**DATA FOR ANALYSIS**
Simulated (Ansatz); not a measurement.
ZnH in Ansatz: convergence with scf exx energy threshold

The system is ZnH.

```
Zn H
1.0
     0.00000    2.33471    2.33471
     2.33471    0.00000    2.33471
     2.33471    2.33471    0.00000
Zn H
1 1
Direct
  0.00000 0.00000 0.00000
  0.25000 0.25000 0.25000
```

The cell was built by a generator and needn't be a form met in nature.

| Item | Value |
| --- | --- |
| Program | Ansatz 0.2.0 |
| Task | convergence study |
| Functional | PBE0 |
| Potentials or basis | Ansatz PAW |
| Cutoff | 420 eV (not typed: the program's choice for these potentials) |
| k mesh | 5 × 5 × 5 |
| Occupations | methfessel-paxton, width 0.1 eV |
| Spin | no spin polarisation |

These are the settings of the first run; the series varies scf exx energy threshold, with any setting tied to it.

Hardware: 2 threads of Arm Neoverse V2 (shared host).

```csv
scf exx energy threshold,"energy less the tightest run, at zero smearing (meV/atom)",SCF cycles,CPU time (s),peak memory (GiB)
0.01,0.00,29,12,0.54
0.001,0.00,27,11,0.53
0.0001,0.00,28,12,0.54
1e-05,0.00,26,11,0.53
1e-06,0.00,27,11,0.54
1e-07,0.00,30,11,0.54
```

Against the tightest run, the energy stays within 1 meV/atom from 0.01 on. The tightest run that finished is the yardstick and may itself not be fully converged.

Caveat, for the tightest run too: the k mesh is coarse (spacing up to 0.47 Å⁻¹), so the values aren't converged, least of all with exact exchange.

**WORK ORDER**
Please reproduce the lines from the line with "Hardware: 2 threads" to the line with "Against the tightest", both ends included, exactly as they appear above.

**TASK SOLUTION**
Hardware: 2 threads of Arm Neoverse V2 (shared host).

```csv
scf exx energy threshold,"energy less the tightest run, at zero smearing (meV/atom)",SCF cycles,CPU time (s),peak memory (GiB)
0.01,0.00,29,12,0.54
0.001,0.00,27,11,0.53
0.0001,0.00,28,12,0.54
1e-05,0.00,26,11,0.53
1e-06,0.00,27,11,0.54
1e-07,0.00,30,11,0.54
```

Against the tightest run, the energy stays within 1 meV/atom from 0.01 on. The tightest run that finished is the yardstick and may itself not be fully converged.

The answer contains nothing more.